• _REQUIRED ACTION_
Look in the material below for the line with "waves, PAW |" and the line with "Pressure (GPa): 1.6.", then set down exactly those two lines and all lines between, nothing more.

*** Block opens ***

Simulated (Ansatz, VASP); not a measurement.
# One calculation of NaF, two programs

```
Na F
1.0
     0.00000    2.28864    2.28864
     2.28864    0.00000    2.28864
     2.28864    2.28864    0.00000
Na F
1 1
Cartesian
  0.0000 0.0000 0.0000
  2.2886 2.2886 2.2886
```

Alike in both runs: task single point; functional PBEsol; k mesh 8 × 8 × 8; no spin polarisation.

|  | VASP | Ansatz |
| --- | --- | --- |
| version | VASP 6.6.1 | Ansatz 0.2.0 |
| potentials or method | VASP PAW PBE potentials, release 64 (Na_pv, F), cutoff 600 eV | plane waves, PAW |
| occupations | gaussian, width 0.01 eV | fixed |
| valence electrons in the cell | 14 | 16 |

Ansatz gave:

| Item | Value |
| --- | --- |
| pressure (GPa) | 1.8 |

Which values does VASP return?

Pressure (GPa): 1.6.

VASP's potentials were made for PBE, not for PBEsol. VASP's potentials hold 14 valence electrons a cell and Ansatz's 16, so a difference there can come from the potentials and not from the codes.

*** Block closes ***

• _EXERCISE OUTPUT_
| potentials or method | VASP PAW PBE potentials, release 64 (Na_pv, F), cutoff 600 eV | plane waves, PAW |
| occupations | gaussian, width 0.01 eV | fixed |
| valence electrons in the cell | 14 | 16 |

Ansatz gave:

| Item | Value |
| --- | --- |
| pressure (GPa) | 1.8 |

Which values does VASP return?

Pressure (GPa): 1.6.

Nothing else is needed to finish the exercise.